(Work order): The data below needs to be returned exactly, line for line.

(Given records):
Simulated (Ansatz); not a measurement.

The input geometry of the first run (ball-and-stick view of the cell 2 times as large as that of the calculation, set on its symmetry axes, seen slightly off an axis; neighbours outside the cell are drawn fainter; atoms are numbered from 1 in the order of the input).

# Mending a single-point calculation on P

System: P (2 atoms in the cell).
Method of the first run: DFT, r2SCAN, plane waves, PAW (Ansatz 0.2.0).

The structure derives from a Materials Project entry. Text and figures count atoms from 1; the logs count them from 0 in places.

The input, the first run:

(Task result):
Simulated (Ansatz); not a measurement.

The input geometry of the first run (ball-and-stick view of the cell 2 times as large as that of the calculation, set on its symmetry axes, seen slightly off an axis; neighbours outside the cell are drawn fainter; atoms are numbered from 1 in the order of the input).

# Mending a single-point calculation on P

System: P (2 atoms in the cell).
Method of the first run: DFT, r2SCAN, plane waves, PAW (Ansatz 0.2.0).

The structure derives from a Materials Project entry. Text and figures count atoms from 1; the logs count them from 0 in places.

The input, the first run:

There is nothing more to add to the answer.